__Data excerpts__
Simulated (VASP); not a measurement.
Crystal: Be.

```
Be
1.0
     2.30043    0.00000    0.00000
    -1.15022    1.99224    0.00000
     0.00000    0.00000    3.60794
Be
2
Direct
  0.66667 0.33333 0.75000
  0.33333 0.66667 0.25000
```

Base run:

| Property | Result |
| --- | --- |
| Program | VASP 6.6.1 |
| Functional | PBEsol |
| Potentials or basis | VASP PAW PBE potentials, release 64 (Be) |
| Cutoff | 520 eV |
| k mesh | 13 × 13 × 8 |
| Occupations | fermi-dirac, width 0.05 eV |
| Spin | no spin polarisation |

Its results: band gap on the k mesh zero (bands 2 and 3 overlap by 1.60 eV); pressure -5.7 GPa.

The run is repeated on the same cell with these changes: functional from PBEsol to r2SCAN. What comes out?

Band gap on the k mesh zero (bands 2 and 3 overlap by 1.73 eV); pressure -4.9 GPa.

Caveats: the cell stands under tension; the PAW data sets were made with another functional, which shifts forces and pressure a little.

__Action item__
Here the job is to output the lines from the start of the material through the line with "pressure -4.9 GPa.", inclusive, exactly and with nothing else.

__Exercise solution__
Simulated (VASP); not a measurement.
Crystal: Be.

```
Be
1.0
     2.30043    0.00000    0.00000
    -1.15022    1.99224    0.00000
     0.00000    0.00000    3.60794
Be
2
Direct
  0.66667 0.33333 0.75000
  0.33333 0.66667 0.25000
```

Base run:

| Property | Result |
| --- | --- |
| Program | VASP 6.6.1 |
| Functional | PBEsol |
| Potentials or basis | VASP PAW PBE potentials, release 64 (Be) |
| Cutoff | 520 eV |
| k mesh | 13 × 13 × 8 |
| Occupations | fermi-dirac, width 0.05 eV |
| Spin | no spin polarisation |

Its results: band gap on the k mesh zero (bands 2 and 3 overlap by 1.60 eV); pressure -5.7 GPa.

The run is repeated on the same cell with these changes: functional from PBEsol to r2SCAN. What comes out?

Band gap on the k mesh zero (bands 2 and 3 overlap by 1.73 eV); pressure -4.9 GPa.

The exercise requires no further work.